-*-
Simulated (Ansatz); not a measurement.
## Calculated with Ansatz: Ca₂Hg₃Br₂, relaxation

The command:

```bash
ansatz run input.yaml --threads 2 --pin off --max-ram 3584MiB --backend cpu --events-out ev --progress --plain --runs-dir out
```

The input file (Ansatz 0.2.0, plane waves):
-*-

BRIEF
Going line by line, repeat the whole listing exactly.

TASK SOLUTION
Simulated (Ansatz); not a measurement.
## Calculated with Ansatz: Ca₂Hg₃Br₂, relaxation

The command:

```bash
ansatz run input.yaml --threads 2 --pin off --max-ram 3584MiB --backend cpu --events-out ev --progress --plain --runs-dir out
```

The input file (Ansatz 0.2.0, plane waves):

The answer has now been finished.